ASSIGNED TASK =>
An exact copy of the listing is what the response must contain.

GIVEN RECORDS =>
_ _ _ _ _

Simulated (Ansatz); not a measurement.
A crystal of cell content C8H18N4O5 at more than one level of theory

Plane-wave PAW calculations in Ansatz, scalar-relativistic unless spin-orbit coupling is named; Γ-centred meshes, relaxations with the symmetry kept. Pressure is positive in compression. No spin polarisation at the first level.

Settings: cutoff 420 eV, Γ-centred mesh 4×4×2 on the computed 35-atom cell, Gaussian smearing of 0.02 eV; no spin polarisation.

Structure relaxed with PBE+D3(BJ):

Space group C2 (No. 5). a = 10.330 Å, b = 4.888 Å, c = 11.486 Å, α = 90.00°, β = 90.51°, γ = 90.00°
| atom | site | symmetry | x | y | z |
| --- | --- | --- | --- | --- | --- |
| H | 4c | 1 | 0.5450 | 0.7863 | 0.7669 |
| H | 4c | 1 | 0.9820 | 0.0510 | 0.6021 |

_ _ _ _ _

ANSWER SECTION =>
Simulated (Ansatz); not a measurement.
A crystal of cell content C8H18N4O5 at more than one level of theory

Plane-wave PAW calculations in Ansatz, scalar-relativistic unless spin-orbit coupling is named; Γ-centred meshes, relaxations with the symmetry kept. Pressure is positive in compression. No spin polarisation at the first level.

Settings: cutoff 420 eV, Γ-centred mesh 4×4×2 on the computed 35-atom cell, Gaussian smearing of 0.02 eV; no spin polarisation.

Structure relaxed with PBE+D3(BJ):

Space group C2 (No. 5). a = 10.330 Å, b = 4.888 Å, c = 11.486 Å, α = 90.00°, β = 90.51°, γ = 90.00°
| atom | site | symmetry | x | y | z |
| --- | --- | --- | --- | --- | --- |
| H | 4c | 1 | 0.5450 | 0.7863 | 0.7669 |
| H | 4c | 1 | 0.9820 | 0.0510 | 0.6021 |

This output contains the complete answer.